◆ Work order:
Return the lines of the data below exactly. Start at the first and end with the line containing "Partial pair distribution".

◆ Dataset entries:
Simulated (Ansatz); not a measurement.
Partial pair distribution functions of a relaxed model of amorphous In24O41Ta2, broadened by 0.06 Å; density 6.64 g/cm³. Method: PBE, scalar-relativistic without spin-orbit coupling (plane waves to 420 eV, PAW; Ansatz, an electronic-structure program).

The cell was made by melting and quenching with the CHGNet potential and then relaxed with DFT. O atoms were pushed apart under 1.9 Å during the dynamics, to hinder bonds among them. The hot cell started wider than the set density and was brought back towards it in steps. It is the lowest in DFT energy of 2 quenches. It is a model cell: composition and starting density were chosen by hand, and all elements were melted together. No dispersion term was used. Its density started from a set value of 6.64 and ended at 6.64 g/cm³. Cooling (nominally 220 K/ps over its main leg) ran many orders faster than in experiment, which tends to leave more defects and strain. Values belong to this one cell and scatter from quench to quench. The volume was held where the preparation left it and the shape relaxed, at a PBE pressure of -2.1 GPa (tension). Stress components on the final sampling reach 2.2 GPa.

◆ Response box:
Simulated (Ansatz); not a measurement.
Partial pair distribution functions of a relaxed model of amorphous In24O41Ta2, broadened by 0.06 Å; density 6.64 g/cm³. Method: PBE, scalar-relativistic without spin-orbit coupling (plane waves to 420 eV, PAW; Ansatz, an electronic-structure program).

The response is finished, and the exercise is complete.